• [Work order]:
An answer that reproduces all the entries exactly is what is needed.

[Start of Attachment]

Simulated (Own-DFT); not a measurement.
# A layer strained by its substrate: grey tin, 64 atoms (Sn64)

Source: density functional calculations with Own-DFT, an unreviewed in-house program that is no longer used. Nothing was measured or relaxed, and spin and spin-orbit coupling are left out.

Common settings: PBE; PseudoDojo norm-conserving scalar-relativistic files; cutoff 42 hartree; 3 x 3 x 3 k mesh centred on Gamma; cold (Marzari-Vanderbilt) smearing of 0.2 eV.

[End of Attachment]

• [Response]:
Simulated (Own-DFT); not a measurement.
# A layer strained by its substrate: grey tin, 64 atoms (Sn64)

Source: density functional calculations with Own-DFT, an unreviewed in-house program that is no longer used. Nothing was measured or relaxed, and spin and spin-orbit coupling are left out.

Common settings: PBE; PseudoDojo norm-conserving scalar-relativistic files; cutoff 42 hartree; 3 x 3 x 3 k mesh centred on Gamma; cold (Marzari-Vanderbilt) smearing of 0.2 eV.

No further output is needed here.